▶ **Work instruction**
Would you transcribe the data word for word?

▶ **Supplied records**
►
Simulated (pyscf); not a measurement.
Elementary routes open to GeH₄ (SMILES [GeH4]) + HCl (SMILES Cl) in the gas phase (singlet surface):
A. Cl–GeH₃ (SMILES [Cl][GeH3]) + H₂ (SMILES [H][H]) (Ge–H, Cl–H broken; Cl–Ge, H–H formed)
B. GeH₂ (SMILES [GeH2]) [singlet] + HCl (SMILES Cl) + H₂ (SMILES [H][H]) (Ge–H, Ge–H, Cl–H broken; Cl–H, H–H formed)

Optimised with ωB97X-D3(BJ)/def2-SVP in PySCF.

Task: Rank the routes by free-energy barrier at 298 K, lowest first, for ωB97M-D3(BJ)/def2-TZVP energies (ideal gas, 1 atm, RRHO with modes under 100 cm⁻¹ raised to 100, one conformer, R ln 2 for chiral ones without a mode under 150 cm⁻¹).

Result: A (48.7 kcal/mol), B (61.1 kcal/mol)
◄

▶ **Reply**
Simulated (pyscf); not a measurement.
Elementary routes open to GeH₄ (SMILES [GeH4]) + HCl (SMILES Cl) in the gas phase (singlet surface):
A. Cl–GeH₃ (SMILES [Cl][GeH3]) + H₂ (SMILES [H][H]) (Ge–H, Cl–H broken; Cl–Ge, H–H formed)
B. GeH₂ (SMILES [GeH2]) [singlet] + HCl (SMILES Cl) + H₂ (SMILES [H][H]) (Ge–H, Ge–H, Cl–H broken; Cl–H, H–H formed)

Optimised with ωB97X-D3(BJ)/def2-SVP in PySCF.

Task: Rank the routes by free-energy barrier at 298 K, lowest first, for ωB97M-D3(BJ)/def2-TZVP energies (ideal gas, 1 atm, RRHO with modes under 100 cm⁻¹ raised to 100, one conformer, R ln 2 for chiral ones without a mode under 150 cm⁻¹).

Result: A (48.7 kcal/mol), B (61.1 kcal/mol)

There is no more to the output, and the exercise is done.